• _Brief_: From first line to last, write out the data precisely as shown.

************

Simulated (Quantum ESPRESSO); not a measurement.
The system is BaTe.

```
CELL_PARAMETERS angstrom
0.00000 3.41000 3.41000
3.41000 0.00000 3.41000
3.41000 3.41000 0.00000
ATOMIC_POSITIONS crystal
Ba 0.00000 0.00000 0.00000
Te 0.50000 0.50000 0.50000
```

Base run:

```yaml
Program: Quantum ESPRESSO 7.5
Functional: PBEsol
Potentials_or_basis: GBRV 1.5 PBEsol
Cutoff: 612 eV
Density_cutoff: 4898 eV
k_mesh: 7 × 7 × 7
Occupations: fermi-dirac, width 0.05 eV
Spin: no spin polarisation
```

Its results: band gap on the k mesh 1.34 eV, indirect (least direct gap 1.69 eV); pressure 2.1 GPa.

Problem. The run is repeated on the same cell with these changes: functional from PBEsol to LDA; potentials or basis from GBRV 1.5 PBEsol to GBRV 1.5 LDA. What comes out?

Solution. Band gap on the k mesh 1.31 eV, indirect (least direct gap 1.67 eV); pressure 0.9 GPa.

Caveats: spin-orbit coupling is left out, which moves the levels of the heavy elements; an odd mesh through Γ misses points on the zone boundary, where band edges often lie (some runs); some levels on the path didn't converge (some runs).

************

• _Task output_:
Simulated (Quantum ESPRESSO); not a measurement.
The system is BaTe.

```
CELL_PARAMETERS angstrom
0.00000 3.41000 3.41000
3.41000 0.00000 3.41000
3.41000 3.41000 0.00000
ATOMIC_POSITIONS crystal
Ba 0.00000 0.00000 0.00000
Te 0.50000 0.50000 0.50000
```

Base run:

```yaml
Program: Quantum ESPRESSO 7.5
Functional: PBEsol
Potentials_or_basis: GBRV 1.5 PBEsol
Cutoff: 612 eV
Density_cutoff: 4898 eV
k_mesh: 7 × 7 × 7
Occupations: fermi-dirac, width 0.05 eV
Spin: no spin polarisation
```

Its results: band gap on the k mesh 1.34 eV, indirect (least direct gap 1.69 eV); pressure 2.1 GPa.

Problem. The run is repeated on the same cell with these changes: functional from PBEsol to LDA; potentials or basis from GBRV 1.5 PBEsol to GBRV 1.5 LDA. What comes out?

Solution. Band gap on the k mesh 1.31 eV, indirect (least direct gap 1.67 eV); pressure 0.9 GPa.

Caveats: spin-orbit coupling is left out, which moves the levels of the heavy elements; an odd mesh through Γ misses points on the zone boundary, where band edges often lie (some runs); some levels on the path didn't converge (some runs).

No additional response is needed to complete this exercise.